═══ Raw data

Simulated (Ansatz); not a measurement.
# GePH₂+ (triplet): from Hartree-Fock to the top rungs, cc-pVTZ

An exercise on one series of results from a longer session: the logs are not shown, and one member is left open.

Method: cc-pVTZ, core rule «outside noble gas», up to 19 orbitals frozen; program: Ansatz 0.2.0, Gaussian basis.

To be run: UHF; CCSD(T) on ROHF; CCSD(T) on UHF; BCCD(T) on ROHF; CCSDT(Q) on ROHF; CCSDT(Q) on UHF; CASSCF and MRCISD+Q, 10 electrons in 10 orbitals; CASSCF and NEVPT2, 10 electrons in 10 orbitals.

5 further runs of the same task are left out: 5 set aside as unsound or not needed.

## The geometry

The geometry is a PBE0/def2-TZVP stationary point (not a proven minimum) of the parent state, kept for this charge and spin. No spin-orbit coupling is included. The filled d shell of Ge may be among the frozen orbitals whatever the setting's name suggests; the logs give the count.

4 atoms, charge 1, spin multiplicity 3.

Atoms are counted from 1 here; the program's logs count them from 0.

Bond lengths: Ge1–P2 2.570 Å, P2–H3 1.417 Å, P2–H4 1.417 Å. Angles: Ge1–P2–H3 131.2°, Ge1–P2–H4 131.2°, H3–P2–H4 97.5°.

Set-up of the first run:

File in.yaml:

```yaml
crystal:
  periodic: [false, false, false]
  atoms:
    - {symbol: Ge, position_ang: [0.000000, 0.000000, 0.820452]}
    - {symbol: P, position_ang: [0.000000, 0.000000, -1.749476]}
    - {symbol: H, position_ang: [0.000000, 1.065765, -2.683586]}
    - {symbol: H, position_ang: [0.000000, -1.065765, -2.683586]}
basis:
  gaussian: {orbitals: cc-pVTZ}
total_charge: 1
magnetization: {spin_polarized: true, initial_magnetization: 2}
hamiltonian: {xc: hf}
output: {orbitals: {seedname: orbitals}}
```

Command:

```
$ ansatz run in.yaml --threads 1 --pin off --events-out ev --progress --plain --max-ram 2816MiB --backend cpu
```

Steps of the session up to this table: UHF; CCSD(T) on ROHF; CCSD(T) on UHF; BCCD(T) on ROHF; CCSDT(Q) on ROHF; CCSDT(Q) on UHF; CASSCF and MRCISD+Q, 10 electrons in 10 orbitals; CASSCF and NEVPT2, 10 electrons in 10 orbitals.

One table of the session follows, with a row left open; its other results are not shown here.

══════

Work task:
Taking the entries from their first line through the line with "Steps of the", inclusive, restate each line word for word and give nothing else.

Solution:
Simulated (Ansatz); not a measurement.
# GePH₂+ (triplet): from Hartree-Fock to the top rungs, cc-pVTZ

An exercise on one series of results from a longer session: the logs are not shown, and one member is left open.

Method: cc-pVTZ, core rule «outside noble gas», up to 19 orbitals frozen; program: Ansatz 0.2.0, Gaussian basis.

To be run: UHF; CCSD(T) on ROHF; CCSD(T) on UHF; BCCD(T) on ROHF; CCSDT(Q) on ROHF; CCSDT(Q) on UHF; CASSCF and MRCISD+Q, 10 electrons in 10 orbitals; CASSCF and NEVPT2, 10 electrons in 10 orbitals.

5 further runs of the same task are left out: 5 set aside as unsound or not needed.

## The geometry

The geometry is a PBE0/def2-TZVP stationary point (not a proven minimum) of the parent state, kept for this charge and spin. No spin-orbit coupling is included. The filled d shell of Ge may be among the frozen orbitals whatever the setting's name suggests; the logs give the count.

4 atoms, charge 1, spin multiplicity 3.

Atoms are counted from 1 here; the program's logs count them from 0.

Bond lengths: Ge1–P2 2.570 Å, P2–H3 1.417 Å, P2–H4 1.417 Å. Angles: Ge1–P2–H3 131.2°, Ge1–P2–H4 131.2°, H3–P2–H4 97.5°.

Set-up of the first run:

File in.yaml:

```yaml
crystal:
  periodic: [false, false, false]
  atoms:
    - {symbol: Ge, position_ang: [0.000000, 0.000000, 0.820452]}
    - {symbol: P, position_ang: [0.000000, 0.000000, -1.749476]}
    - {symbol: H, position_ang: [0.000000, 1.065765, -2.683586]}
    - {symbol: H, position_ang: [0.000000, -1.065765, -2.683586]}
basis:
  gaussian: {orbitals: cc-pVTZ}
total_charge: 1
magnetization: {spin_polarized: true, initial_magnetization: 2}
hamiltonian: {xc: hf}
output: {orbitals: {seedname: orbitals}}
```

Command:

```
$ ansatz run in.yaml --threads 1 --pin off --events-out ev --progress --plain --max-ram 2816MiB --backend cpu
```

Steps of the session up to this table: UHF; CCSD(T) on ROHF; CCSD(T) on UHF; BCCD(T) on ROHF; CCSDT(Q) on ROHF; CCSDT(Q) on UHF; CASSCF and MRCISD+Q, 10 electrons in 10 orbitals; CASSCF and NEVPT2, 10 electrons in 10 orbitals.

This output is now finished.